_SUPPLIED DATA_.
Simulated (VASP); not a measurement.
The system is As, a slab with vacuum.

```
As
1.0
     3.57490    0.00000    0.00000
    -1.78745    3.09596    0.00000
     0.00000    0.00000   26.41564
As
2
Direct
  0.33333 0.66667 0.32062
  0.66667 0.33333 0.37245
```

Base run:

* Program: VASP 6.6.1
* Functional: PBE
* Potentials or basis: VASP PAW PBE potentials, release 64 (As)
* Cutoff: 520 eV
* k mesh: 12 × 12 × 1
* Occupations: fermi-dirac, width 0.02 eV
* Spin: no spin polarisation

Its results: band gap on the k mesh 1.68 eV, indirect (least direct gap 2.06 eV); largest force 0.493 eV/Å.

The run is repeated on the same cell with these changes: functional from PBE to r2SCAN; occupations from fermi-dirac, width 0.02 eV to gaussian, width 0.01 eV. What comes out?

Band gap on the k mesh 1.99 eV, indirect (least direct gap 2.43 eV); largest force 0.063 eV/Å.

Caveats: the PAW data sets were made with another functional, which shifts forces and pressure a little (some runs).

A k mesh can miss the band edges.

_ACTION ITEM_.
Please reproduce exactly the lines in the listing above from the one containing "Its results: band" through the one containing "Caveats: the PAW", both included, and nothing more.

_WRITTEN SOLUTION_.
Its results: band gap on the k mesh 1.68 eV, indirect (least direct gap 2.06 eV); largest force 0.493 eV/Å.

The run is repeated on the same cell with these changes: functional from PBE to r2SCAN; occupations from fermi-dirac, width 0.02 eV to gaussian, width 0.01 eV. What comes out?

Band gap on the k mesh 1.99 eV, indirect (least direct gap 2.43 eV); largest force 0.063 eV/Å.

Caveats: the PAW data sets were made with another functional, which shifts forces and pressure a little (some runs).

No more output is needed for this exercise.